Source data:
────────────────

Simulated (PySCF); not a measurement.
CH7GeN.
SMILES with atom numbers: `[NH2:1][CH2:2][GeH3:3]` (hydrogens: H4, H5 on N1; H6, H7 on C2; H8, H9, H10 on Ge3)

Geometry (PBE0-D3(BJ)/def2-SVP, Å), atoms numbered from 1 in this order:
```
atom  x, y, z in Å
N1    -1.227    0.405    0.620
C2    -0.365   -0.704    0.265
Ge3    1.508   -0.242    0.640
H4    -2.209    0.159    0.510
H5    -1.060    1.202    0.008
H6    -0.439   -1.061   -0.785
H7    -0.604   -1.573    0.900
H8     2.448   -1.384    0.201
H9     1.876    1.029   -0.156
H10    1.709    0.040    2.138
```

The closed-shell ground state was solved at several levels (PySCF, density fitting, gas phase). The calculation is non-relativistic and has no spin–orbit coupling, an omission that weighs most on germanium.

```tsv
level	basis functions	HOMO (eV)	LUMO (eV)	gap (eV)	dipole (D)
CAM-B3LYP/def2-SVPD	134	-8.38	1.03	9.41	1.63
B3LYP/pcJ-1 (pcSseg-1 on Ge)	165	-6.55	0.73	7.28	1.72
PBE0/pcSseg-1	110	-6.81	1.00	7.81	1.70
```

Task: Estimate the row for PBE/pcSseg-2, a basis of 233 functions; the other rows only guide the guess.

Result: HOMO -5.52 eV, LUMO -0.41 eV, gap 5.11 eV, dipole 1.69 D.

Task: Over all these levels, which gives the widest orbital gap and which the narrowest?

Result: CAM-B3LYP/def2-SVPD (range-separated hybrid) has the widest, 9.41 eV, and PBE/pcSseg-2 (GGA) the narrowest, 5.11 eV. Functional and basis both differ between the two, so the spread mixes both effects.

────────────────

Work item: Output the material above in full. Change nothing.

Written answer:
Simulated (PySCF); not a measurement.
CH7GeN.
SMILES with atom numbers: `[NH2:1][CH2:2][GeH3:3]` (hydrogens: H4, H5 on N1; H6, H7 on C2; H8, H9, H10 on Ge3)

Geometry (PBE0-D3(BJ)/def2-SVP, Å), atoms numbered from 1 in this order:
```
atom  x, y, z in Å
N1    -1.227    0.405    0.620
C2    -0.365   -0.704    0.265
Ge3    1.508   -0.242    0.640
H4    -2.209    0.159    0.510
H5    -1.060    1.202    0.008
H6    -0.439   -1.061   -0.785
H7    -0.604   -1.573    0.900
H8     2.448   -1.384    0.201
H9     1.876    1.029   -0.156
H10    1.709    0.040    2.138
```

The closed-shell ground state was solved at several levels (PySCF, density fitting, gas phase). The calculation is non-relativistic and has no spin–orbit coupling, an omission that weighs most on germanium.

```tsv
level	basis functions	HOMO (eV)	LUMO (eV)	gap (eV)	dipole (D)
CAM-B3LYP/def2-SVPD	134	-8.38	1.03	9.41	1.63
B3LYP/pcJ-1 (pcSseg-1 on Ge)	165	-6.55	0.73	7.28	1.72
PBE0/pcSseg-1	110	-6.81	1.00	7.81	1.70
```

Task: Estimate the row for PBE/pcSseg-2, a basis of 233 functions; the other rows only guide the guess.

Result: HOMO -5.52 eV, LUMO -0.41 eV, gap 5.11 eV, dipole 1.69 D.

Task: Over all these levels, which gives the widest orbital gap and which the narrowest?

Result: CAM-B3LYP/def2-SVPD (range-separated hybrid) has the widest, 9.41 eV, and PBE/pcSseg-2 (GGA) the narrowest, 5.11 eV. Functional and basis both differ between the two, so the spread mixes both effects.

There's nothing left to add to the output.